(Data shown)

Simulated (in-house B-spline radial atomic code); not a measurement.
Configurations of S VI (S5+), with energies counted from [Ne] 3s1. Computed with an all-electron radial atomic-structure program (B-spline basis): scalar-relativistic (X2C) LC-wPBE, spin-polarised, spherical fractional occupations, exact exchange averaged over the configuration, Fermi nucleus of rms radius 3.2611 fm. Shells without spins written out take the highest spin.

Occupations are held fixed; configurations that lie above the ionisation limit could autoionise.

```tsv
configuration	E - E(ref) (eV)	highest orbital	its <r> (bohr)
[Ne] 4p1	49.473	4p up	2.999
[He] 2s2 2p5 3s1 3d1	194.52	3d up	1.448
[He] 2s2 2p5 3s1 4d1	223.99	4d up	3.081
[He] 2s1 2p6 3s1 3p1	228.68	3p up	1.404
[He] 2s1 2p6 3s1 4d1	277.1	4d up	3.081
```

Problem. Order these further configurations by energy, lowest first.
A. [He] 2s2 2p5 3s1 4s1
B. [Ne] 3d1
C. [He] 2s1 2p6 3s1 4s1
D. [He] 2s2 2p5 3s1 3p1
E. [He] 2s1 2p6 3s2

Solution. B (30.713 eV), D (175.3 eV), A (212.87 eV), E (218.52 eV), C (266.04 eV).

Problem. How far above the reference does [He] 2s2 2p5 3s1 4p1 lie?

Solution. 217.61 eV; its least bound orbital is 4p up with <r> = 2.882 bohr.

(End Data shown)

Work instruction
Looking at the entries above, can you reproduce exactly the lines from the one that holds "Configurations of S" through the one that holds "Problem. How far", and only those?

Written solution
Configurations of S VI (S5+), with energies counted from [Ne] 3s1. Computed with an all-electron radial atomic-structure program (B-spline basis): scalar-relativistic (X2C) LC-wPBE, spin-polarised, spherical fractional occupations, exact exchange averaged over the configuration, Fermi nucleus of rms radius 3.2611 fm. Shells without spins written out take the highest spin.

Occupations are held fixed; configurations that lie above the ionisation limit could autoionise.

```tsv
configuration	E - E(ref) (eV)	highest orbital	its <r> (bohr)
[Ne] 4p1	49.473	4p up	2.999
[He] 2s2 2p5 3s1 3d1	194.52	3d up	1.448
[He] 2s2 2p5 3s1 4d1	223.99	4d up	3.081
[He] 2s1 2p6 3s1 3p1	228.68	3p up	1.404
[He] 2s1 2p6 3s1 4d1	277.1	4d up	3.081
```

Problem. Order these further configurations by energy, lowest first.
A. [He] 2s2 2p5 3s1 4s1
B. [Ne] 3d1
C. [He] 2s1 2p6 3s1 4s1
D. [He] 2s2 2p5 3s1 3p1
E. [He] 2s1 2p6 3s2

Solution. B (30.713 eV), D (175.3 eV), A (212.87 eV), E (218.52 eV), C (266.04 eV).

Problem. How far above the reference does [He] 2s2 2p5 3s1 4p1 lie?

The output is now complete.